- **Requirement**:
Output exactly the lines below, starting with the line that has "## Ce (Fm-3m): phonons against volume" and going on through the line that has "## (1) Set-up", both included, and no other lines.

※

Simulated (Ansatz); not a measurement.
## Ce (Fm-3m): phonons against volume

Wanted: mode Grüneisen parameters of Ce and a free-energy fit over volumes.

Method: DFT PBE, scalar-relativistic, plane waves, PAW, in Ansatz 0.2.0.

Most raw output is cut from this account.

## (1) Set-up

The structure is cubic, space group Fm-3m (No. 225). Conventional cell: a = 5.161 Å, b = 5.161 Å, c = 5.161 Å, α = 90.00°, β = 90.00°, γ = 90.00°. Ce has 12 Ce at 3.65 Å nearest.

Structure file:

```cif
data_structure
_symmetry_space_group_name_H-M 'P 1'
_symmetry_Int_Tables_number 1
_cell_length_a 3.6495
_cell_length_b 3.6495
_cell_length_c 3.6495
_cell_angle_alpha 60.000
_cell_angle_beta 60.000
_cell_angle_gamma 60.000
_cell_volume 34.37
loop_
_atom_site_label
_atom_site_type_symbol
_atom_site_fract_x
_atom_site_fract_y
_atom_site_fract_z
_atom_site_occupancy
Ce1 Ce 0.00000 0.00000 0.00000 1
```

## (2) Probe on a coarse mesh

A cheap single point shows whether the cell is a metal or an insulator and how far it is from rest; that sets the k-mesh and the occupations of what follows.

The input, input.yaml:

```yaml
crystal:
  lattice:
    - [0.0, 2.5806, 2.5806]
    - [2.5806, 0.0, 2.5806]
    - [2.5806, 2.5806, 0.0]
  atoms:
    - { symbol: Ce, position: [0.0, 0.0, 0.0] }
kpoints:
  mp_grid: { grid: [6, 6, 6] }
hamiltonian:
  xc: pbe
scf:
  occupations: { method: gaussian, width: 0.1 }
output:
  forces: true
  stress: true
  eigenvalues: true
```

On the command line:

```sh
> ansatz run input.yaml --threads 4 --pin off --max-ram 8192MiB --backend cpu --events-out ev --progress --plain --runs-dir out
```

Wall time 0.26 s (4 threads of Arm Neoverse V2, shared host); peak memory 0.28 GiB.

※

- **Result**:
## Ce (Fm-3m): phonons against volume

Wanted: mode Grüneisen parameters of Ce and a free-energy fit over volumes.

Method: DFT PBE, scalar-relativistic, plane waves, PAW, in Ansatz 0.2.0.

Most raw output is cut from this account.

## (1) Set-up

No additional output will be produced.